■ Available data:
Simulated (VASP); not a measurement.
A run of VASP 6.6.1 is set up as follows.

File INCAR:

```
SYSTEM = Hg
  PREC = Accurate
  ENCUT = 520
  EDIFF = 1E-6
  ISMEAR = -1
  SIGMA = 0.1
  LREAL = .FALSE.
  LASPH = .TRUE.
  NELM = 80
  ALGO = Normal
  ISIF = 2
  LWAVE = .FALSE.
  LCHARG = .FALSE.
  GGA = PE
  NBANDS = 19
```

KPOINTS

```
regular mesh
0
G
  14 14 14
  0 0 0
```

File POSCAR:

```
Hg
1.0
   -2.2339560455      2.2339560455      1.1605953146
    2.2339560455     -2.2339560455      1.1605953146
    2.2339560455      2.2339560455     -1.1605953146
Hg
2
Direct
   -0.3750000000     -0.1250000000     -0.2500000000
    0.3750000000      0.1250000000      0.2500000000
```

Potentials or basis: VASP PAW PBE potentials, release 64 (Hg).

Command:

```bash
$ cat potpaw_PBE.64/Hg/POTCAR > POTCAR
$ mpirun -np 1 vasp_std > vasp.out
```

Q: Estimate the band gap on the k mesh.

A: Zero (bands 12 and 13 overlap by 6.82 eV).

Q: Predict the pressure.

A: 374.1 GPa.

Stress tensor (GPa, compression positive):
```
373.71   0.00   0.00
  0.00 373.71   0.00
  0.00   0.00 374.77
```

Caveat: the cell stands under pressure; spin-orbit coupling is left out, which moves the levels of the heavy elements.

■ Work task:
Write out all the records above again, exactly as they stand.

■ Response box:
Simulated (VASP); not a measurement.
A run of VASP 6.6.1 is set up as follows.

File INCAR:

```
SYSTEM = Hg
  PREC = Accurate
  ENCUT = 520
  EDIFF = 1E-6
  ISMEAR = -1
  SIGMA = 0.1
  LREAL = .FALSE.
  LASPH = .TRUE.
  NELM = 80
  ALGO = Normal
  ISIF = 2
  LWAVE = .FALSE.
  LCHARG = .FALSE.
  GGA = PE
  NBANDS = 19
```

KPOINTS

```
regular mesh
0
G
  14 14 14
  0 0 0
```

File POSCAR:

```
Hg
1.0
   -2.2339560455      2.2339560455      1.1605953146
    2.2339560455     -2.2339560455      1.1605953146
    2.2339560455      2.2339560455     -1.1605953146
Hg
2
Direct
   -0.3750000000     -0.1250000000     -0.2500000000
    0.3750000000      0.1250000000      0.2500000000
```

Potentials or basis: VASP PAW PBE potentials, release 64 (Hg).

Command:

```bash
$ cat potpaw_PBE.64/Hg/POTCAR > POTCAR
$ mpirun -np 1 vasp_std > vasp.out
```

Q: Estimate the band gap on the k mesh.

A: Zero (bands 12 and 13 overlap by 6.82 eV).

Q: Predict the pressure.

A: 374.1 GPa.

Stress tensor (GPa, compression positive):
```
373.71   0.00   0.00
  0.00 373.71   0.00
  0.00   0.00 374.77
```

Caveat: the cell stands under pressure; spin-orbit coupling is left out, which moves the levels of the heavy elements.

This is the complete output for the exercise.